- DATASET EXTRACT:
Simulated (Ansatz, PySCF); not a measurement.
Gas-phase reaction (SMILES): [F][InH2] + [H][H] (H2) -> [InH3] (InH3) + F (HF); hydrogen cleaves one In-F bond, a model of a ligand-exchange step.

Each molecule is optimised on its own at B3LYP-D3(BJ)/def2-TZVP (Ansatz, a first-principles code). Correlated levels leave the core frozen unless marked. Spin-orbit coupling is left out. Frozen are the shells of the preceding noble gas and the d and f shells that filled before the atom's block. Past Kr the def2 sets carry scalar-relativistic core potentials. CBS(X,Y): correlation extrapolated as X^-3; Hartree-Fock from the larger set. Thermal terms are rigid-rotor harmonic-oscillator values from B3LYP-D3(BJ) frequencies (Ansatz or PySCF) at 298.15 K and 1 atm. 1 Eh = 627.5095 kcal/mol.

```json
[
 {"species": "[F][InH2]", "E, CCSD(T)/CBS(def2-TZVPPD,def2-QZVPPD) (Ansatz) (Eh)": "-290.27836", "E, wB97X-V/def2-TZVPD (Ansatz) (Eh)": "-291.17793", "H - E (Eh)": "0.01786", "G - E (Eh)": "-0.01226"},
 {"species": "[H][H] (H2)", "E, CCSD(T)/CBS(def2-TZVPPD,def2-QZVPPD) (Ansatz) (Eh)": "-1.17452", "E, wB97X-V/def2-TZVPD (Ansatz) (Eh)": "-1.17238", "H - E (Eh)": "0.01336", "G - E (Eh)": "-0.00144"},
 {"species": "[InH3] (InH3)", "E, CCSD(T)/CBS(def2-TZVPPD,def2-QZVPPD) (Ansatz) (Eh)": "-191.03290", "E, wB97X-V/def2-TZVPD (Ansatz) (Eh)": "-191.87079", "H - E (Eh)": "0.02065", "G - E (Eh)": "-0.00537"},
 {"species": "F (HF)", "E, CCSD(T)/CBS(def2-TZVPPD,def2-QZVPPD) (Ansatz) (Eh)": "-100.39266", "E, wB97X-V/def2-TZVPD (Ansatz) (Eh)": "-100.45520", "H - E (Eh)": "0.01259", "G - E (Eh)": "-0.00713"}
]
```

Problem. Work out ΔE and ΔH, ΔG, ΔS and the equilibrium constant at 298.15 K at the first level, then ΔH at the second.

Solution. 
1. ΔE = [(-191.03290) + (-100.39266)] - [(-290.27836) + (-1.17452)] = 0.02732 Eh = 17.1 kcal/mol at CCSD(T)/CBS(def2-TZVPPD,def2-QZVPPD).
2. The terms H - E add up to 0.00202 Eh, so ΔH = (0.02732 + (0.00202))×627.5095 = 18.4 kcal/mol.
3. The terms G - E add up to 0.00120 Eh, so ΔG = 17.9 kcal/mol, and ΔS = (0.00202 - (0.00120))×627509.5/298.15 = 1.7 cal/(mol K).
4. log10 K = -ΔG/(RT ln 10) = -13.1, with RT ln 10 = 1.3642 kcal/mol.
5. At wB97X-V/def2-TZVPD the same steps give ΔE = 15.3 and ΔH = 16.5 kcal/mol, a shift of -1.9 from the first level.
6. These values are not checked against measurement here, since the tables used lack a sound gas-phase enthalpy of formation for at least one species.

- REQUIRED ACTION:
An exact copy of the lines above, from the one containing "4. log10 K = -ΔG/(RT" down to the one containing "5. At wB97X-V/def2-TZVPD" and including both, is the whole answer; retype it and nothing else.

- SOLUTION:
4. log10 K = -ΔG/(RT ln 10) = -13.1, with RT ln 10 = 1.3642 kcal/mol.
5. At wB97X-V/def2-TZVPD the same steps give ΔE = 15.3 and ΔH = 16.5 kcal/mol, a shift of -1.9 from the first level.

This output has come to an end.